> **Activity**: Reproduce precisely the lines between the start of the data below and the line with "The largest change", both included.

[Dataset — start]

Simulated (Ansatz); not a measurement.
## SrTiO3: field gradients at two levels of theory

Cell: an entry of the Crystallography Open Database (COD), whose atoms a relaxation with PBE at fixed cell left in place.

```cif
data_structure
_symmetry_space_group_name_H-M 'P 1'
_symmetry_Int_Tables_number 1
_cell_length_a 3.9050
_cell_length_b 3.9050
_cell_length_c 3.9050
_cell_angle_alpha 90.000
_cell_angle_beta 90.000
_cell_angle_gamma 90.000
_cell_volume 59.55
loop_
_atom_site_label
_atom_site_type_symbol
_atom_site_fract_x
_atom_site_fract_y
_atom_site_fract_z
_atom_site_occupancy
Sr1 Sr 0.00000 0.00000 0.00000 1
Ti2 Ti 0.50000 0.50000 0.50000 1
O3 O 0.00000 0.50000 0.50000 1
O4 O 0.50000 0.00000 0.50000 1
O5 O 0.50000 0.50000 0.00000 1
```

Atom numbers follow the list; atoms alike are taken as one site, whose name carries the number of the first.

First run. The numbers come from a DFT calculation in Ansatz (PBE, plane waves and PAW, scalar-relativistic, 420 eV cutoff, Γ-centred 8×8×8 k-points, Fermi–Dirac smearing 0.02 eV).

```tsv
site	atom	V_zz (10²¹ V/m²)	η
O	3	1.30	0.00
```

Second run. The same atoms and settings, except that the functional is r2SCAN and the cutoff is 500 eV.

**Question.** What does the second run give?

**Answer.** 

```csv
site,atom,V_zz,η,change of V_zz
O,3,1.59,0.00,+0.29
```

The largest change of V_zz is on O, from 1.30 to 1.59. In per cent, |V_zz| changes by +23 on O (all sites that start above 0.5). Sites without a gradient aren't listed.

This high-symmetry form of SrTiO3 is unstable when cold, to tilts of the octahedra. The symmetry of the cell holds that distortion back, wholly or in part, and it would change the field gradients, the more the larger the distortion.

[Dataset — finish]

> **Answer space**:
Simulated (Ansatz); not a measurement.
## SrTiO3: field gradients at two levels of theory

Cell: an entry of the Crystallography Open Database (COD), whose atoms a relaxation with PBE at fixed cell left in place.

```cif
data_structure
_symmetry_space_group_name_H-M 'P 1'
_symmetry_Int_Tables_number 1
_cell_length_a 3.9050
_cell_length_b 3.9050
_cell_length_c 3.9050
_cell_angle_alpha 90.000
_cell_angle_beta 90.000
_cell_angle_gamma 90.000
_cell_volume 59.55
loop_
_atom_site_label
_atom_site_type_symbol
_atom_site_fract_x
_atom_site_fract_y
_atom_site_fract_z
_atom_site_occupancy
Sr1 Sr 0.00000 0.00000 0.00000 1
Ti2 Ti 0.50000 0.50000 0.50000 1
O3 O 0.00000 0.50000 0.50000 1
O4 O 0.50000 0.00000 0.50000 1
O5 O 0.50000 0.50000 0.00000 1
```

Atom numbers follow the list; atoms alike are taken as one site, whose name carries the number of the first.

First run. The numbers come from a DFT calculation in Ansatz (PBE, plane waves and PAW, scalar-relativistic, 420 eV cutoff, Γ-centred 8×8×8 k-points, Fermi–Dirac smearing 0.02 eV).

```tsv
site	atom	V_zz (10²¹ V/m²)	η
O	3	1.30	0.00
```

Second run. The same atoms and settings, except that the functional is r2SCAN and the cutoff is 500 eV.

**Question.** What does the second run give?

**Answer.** 

```csv
site,atom,V_zz,η,change of V_zz
O,3,1.59,0.00,+0.29
```

The largest change of V_zz is on O, from 1.30 to 1.59. In per cent, |V_zz| changes by +23 on O (all sites that start above 0.5). Sites without a gradient aren't listed.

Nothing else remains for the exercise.